Extracted entries
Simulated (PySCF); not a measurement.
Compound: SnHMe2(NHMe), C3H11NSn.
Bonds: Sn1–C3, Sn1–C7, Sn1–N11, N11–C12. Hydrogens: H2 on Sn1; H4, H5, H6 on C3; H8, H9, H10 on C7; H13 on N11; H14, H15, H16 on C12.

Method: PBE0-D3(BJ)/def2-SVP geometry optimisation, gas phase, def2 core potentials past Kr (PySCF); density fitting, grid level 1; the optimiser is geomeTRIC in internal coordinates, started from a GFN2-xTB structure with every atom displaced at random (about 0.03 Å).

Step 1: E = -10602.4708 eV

Work task
Beginning at the line above that contains "Compound: SnHMe2(NHMe), C3H11NSn.", return each line exactly through the line that contains "Method: PBE0-D3(BJ)/def2-SVP geometry", and no others.

Response
Compound: SnHMe2(NHMe), C3H11NSn.
Bonds: Sn1–C3, Sn1–C7, Sn1–N11, N11–C12. Hydrogens: H2 on Sn1; H4, H5, H6 on C3; H8, H9, H10 on C7; H13 on N11; H14, H15, H16 on C12.

Method: PBE0-D3(BJ)/def2-SVP geometry optimisation, gas phase, def2 core potentials past Kr (PySCF); density fitting, grid level 1; the optimiser is geomeTRIC in internal coordinates, started from a GFN2-xTB structure with every atom displaced at random (about 0.03 Å).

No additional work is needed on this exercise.